ACTION ITEM: Each line from the opening of the records that follow to the line with "563.96 kcal/mol |" needs to be written out exactly. Add nothing.

DATASET RECORDS below:
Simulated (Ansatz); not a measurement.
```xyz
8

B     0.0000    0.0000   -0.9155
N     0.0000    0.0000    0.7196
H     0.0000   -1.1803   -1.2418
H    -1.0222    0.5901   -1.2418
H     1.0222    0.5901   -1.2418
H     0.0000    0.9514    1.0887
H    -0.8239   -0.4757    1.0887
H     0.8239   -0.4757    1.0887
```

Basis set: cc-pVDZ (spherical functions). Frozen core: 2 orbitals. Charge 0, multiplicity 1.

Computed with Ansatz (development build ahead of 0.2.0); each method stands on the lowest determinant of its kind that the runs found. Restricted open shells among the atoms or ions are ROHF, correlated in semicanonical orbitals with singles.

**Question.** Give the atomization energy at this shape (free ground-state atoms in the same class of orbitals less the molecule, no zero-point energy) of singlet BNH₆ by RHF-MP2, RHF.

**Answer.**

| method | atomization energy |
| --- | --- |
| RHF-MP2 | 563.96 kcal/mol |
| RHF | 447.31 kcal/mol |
End of DATASET RECORDS.

EXERCISE RESULT:
Simulated (Ansatz); not a measurement.
```xyz
8

B     0.0000    0.0000   -0.9155
N     0.0000    0.0000    0.7196
H     0.0000   -1.1803   -1.2418
H    -1.0222    0.5901   -1.2418
H     1.0222    0.5901   -1.2418
H     0.0000    0.9514    1.0887
H    -0.8239   -0.4757    1.0887
H     0.8239   -0.4757    1.0887
```

Basis set: cc-pVDZ (spherical functions). Frozen core: 2 orbitals. Charge 0, multiplicity 1.

Computed with Ansatz (development build ahead of 0.2.0); each method stands on the lowest determinant of its kind that the runs found. Restricted open shells among the atoms or ions are ROHF, correlated in semicanonical orbitals with singles.

**Question.** Give the atomization energy at this shape (free ground-state atoms in the same class of orbitals less the molecule, no zero-point energy) of singlet BNH₆ by RHF-MP2, RHF.

**Answer.**

| method | atomization energy |
| --- | --- |
| RHF-MP2 | 563.96 kcal/mol |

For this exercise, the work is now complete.